-------- DATASET EXCERPTS --------
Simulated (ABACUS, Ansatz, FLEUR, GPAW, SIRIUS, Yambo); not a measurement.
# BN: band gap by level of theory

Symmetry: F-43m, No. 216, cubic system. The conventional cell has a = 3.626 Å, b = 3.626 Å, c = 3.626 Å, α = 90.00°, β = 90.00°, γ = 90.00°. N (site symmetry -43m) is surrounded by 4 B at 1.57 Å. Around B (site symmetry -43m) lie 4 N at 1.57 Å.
--------

### [WORK TASK]
Without altering a single character, write out every record above.

### [EXERCISE ANSWER]
Simulated (ABACUS, Ansatz, FLEUR, GPAW, SIRIUS, Yambo); not a measurement.
# BN: band gap by level of theory

Symmetry: F-43m, No. 216, cubic system. The conventional cell has a = 3.626 Å, b = 3.626 Å, c = 3.626 Å, α = 90.00°, β = 90.00°, γ = 90.00°. N (site symmetry -43m) is surrounded by 4 B at 1.57 Å. Around B (site symmetry -43m) lie 4 N at 1.57 Å.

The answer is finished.